PROVIDED MATERIAL:
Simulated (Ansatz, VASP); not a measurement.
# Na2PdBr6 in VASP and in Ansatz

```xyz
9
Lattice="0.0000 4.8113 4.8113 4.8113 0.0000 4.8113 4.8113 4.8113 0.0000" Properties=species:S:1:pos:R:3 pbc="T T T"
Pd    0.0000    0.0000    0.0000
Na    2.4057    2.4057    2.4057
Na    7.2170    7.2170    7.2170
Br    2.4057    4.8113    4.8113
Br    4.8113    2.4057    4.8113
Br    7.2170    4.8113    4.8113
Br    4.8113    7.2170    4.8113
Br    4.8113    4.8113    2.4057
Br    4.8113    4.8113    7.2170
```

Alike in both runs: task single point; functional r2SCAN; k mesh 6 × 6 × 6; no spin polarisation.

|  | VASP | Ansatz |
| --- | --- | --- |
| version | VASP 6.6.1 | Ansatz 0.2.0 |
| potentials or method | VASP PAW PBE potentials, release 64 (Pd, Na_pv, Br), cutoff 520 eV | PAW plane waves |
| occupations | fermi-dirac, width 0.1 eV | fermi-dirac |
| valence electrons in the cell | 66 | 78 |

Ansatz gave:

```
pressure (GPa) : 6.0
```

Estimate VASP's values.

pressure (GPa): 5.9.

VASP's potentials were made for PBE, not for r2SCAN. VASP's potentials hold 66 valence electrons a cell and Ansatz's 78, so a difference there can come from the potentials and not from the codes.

EXERCISE: Your output should be the listing's lines, exact and complete, from its first line to the line that contains "pressure (GPa): 5.9.", inclusive.

REPLY:
Simulated (Ansatz, VASP); not a measurement.
# Na2PdBr6 in VASP and in Ansatz

```xyz
9
Lattice="0.0000 4.8113 4.8113 4.8113 0.0000 4.8113 4.8113 4.8113 0.0000" Properties=species:S:1:pos:R:3 pbc="T T T"
Pd    0.0000    0.0000    0.0000
Na    2.4057    2.4057    2.4057
Na    7.2170    7.2170    7.2170
Br    2.4057    4.8113    4.8113
Br    4.8113    2.4057    4.8113
Br    7.2170    4.8113    4.8113
Br    4.8113    7.2170    4.8113
Br    4.8113    4.8113    2.4057
Br    4.8113    4.8113    7.2170
```

Alike in both runs: task single point; functional r2SCAN; k mesh 6 × 6 × 6; no spin polarisation.

|  | VASP | Ansatz |
| --- | --- | --- |
| version | VASP 6.6.1 | Ansatz 0.2.0 |
| potentials or method | VASP PAW PBE potentials, release 64 (Pd, Na_pv, Br), cutoff 520 eV | PAW plane waves |
| occupations | fermi-dirac, width 0.1 eV | fermi-dirac |
| valence electrons in the cell | 66 | 78 |

Ansatz gave:

```
pressure (GPa) : 6.0
```

Estimate VASP's values.

pressure (GPa): 5.9.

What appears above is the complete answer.